####

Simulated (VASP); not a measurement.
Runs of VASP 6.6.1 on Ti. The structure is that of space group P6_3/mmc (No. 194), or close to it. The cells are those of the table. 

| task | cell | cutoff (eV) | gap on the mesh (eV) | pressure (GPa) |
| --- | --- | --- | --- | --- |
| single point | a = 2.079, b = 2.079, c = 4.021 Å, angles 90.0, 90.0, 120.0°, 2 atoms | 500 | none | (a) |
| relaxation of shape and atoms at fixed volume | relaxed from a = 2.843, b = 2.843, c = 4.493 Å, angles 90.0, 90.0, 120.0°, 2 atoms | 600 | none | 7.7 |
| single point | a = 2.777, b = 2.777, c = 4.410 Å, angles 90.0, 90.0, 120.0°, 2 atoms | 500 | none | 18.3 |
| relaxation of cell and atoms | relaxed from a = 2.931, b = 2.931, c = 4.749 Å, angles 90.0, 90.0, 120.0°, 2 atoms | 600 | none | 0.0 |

####

REQUIREMENT - Beginning at the top of the records above, transcribe each line exactly up to and including the line that holds "none | 18.3 |".

ANSWER SECTION -
Simulated (VASP); not a measurement.
Runs of VASP 6.6.1 on Ti. The structure is that of space group P6_3/mmc (No. 194), or close to it. The cells are those of the table. 

| task | cell | cutoff (eV) | gap on the mesh (eV) | pressure (GPa) |
| --- | --- | --- | --- | --- |
| single point | a = 2.079, b = 2.079, c = 4.021 Å, angles 90.0, 90.0, 120.0°, 2 atoms | 500 | none | (a) |
| relaxation of shape and atoms at fixed volume | relaxed from a = 2.843, b = 2.843, c = 4.493 Å, angles 90.0, 90.0, 120.0°, 2 atoms | 600 | none | 7.7 |
| single point | a = 2.777, b = 2.777, c = 4.410 Å, angles 90.0, 90.0, 120.0°, 2 atoms | 500 | none | 18.3 |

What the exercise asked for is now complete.